━━━━━━━━
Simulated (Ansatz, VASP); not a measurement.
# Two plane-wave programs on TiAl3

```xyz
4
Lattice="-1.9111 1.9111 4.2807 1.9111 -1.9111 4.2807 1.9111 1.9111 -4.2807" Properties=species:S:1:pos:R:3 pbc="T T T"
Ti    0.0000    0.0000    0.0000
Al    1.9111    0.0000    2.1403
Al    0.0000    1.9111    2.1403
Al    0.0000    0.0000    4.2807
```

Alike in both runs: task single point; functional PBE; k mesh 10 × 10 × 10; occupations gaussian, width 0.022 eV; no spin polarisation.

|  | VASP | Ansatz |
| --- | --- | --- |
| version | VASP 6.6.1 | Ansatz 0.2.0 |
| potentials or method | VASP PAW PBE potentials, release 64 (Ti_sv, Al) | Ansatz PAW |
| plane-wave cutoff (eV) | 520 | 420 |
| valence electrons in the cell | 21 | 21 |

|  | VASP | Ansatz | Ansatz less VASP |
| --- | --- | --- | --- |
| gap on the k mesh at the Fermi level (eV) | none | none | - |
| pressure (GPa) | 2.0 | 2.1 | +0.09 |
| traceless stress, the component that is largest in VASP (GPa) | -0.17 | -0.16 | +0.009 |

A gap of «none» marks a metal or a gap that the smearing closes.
━━━━━━━━

Activity: Retype the data. Keep every word as it stands.

Response:
Simulated (Ansatz, VASP); not a measurement.
# Two plane-wave programs on TiAl3

```xyz
4
Lattice="-1.9111 1.9111 4.2807 1.9111 -1.9111 4.2807 1.9111 1.9111 -4.2807" Properties=species:S:1:pos:R:3 pbc="T T T"
Ti    0.0000    0.0000    0.0000
Al    1.9111    0.0000    2.1403
Al    0.0000    1.9111    2.1403
Al    0.0000    0.0000    4.2807
```

Alike in both runs: task single point; functional PBE; k mesh 10 × 10 × 10; occupations gaussian, width 0.022 eV; no spin polarisation.

|  | VASP | Ansatz |
| --- | --- | --- |
| version | VASP 6.6.1 | Ansatz 0.2.0 |
| potentials or method | VASP PAW PBE potentials, release 64 (Ti_sv, Al) | Ansatz PAW |
| plane-wave cutoff (eV) | 520 | 420 |
| valence electrons in the cell | 21 | 21 |

|  | VASP | Ansatz | Ansatz less VASP |
| --- | --- | --- | --- |
| gap on the k mesh at the Fermi level (eV) | none | none | - |
| pressure (GPa) | 2.0 | 2.1 | +0.09 |
| traceless stress, the component that is largest in VASP (GPa) | -0.17 | -0.16 | +0.009 |

A gap of «none» marks a metal or a gap that the smearing closes.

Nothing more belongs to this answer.